▶ _REQUIREMENT_
Up to and including the line with "Q: Put them", please set down the entries below exactly, starting from the first line.

▶ _EXTRACTED RECORDS_
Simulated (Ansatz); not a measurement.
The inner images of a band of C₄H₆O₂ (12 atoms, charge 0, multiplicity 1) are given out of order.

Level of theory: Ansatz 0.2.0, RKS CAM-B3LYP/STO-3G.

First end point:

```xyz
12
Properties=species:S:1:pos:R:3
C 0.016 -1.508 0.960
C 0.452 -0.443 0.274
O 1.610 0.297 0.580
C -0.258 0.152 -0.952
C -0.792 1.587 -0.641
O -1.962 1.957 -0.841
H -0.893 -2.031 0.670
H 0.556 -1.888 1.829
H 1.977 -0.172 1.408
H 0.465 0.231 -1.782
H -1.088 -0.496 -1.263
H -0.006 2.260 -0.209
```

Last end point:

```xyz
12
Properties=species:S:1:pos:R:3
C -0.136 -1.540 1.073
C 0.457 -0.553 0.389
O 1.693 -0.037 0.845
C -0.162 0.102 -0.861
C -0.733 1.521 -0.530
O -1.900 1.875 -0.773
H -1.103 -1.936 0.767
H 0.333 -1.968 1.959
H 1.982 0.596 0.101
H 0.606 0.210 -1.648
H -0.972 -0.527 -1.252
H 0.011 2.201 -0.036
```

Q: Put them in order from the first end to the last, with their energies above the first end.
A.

▶ _EXERCISE RESPONSE_
Simulated (Ansatz); not a measurement.
The inner images of a band of C₄H₆O₂ (12 atoms, charge 0, multiplicity 1) are given out of order.

Level of theory: Ansatz 0.2.0, RKS CAM-B3LYP/STO-3G.

First end point:

```xyz
12
Properties=species:S:1:pos:R:3
C 0.016 -1.508 0.960
C 0.452 -0.443 0.274
O 1.610 0.297 0.580
C -0.258 0.152 -0.952
C -0.792 1.587 -0.641
O -1.962 1.957 -0.841
H -0.893 -2.031 0.670
H 0.556 -1.888 1.829
H 1.977 -0.172 1.408
H 0.465 0.231 -1.782
H -1.088 -0.496 -1.263
H -0.006 2.260 -0.209
```

Last end point:

```xyz
12
Properties=species:S:1:pos:R:3
C -0.136 -1.540 1.073
C 0.457 -0.553 0.389
O 1.693 -0.037 0.845
C -0.162 0.102 -0.861
C -0.733 1.521 -0.530
O -1.900 1.875 -0.773
H -1.103 -1.936 0.767
H 0.333 -1.968 1.959
H 1.982 0.596 0.101
H 0.606 0.210 -1.648
H -0.972 -0.527 -1.252
H 0.011 2.201 -0.036
```

Q: Put them in order from the first end to the last, with their energies above the first end.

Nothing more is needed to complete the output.